Recorded data START

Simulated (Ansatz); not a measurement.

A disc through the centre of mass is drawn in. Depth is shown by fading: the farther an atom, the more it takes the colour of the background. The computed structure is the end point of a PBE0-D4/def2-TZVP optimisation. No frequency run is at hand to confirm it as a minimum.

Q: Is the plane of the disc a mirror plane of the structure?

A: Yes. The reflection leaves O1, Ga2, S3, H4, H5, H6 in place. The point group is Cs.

Recorded data END

→ Work order:
Could you return, word for word, only the lines running from the first line of the material above to the line that contains "Q: Is the plane", inclusive?

→ Task response:
Simulated (Ansatz); not a measurement.

A disc through the centre of mass is drawn in. Depth is shown by fading: the farther an atom, the more it takes the colour of the background. The computed structure is the end point of a PBE0-D4/def2-TZVP optimisation. No frequency run is at hand to confirm it as a minimum.

Q: Is the plane of the disc a mirror plane of the structure?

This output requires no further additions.